Each entry must be restated word for word.

# # # # #

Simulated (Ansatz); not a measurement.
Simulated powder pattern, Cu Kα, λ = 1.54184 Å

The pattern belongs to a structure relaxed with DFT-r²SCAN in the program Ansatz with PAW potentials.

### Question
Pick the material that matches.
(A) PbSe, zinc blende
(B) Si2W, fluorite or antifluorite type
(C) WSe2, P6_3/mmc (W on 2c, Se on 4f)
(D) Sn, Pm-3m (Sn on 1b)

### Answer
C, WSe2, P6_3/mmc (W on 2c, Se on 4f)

# # # # #

REPLY:
Simulated (Ansatz); not a measurement.
Simulated powder pattern, Cu Kα, λ = 1.54184 Å

The pattern belongs to a structure relaxed with DFT-r²SCAN in the program Ansatz with PAW potentials.

### Question
Pick the material that matches.
(A) PbSe, zinc blende
(B) Si2W, fluorite or antifluorite type
(C) WSe2, P6_3/mmc (W on 2c, Se on 4f)
(D) Sn, Pm-3m (Sn on 1b)

### Answer
C, WSe2, P6_3/mmc (W on 2c, Se on 4f)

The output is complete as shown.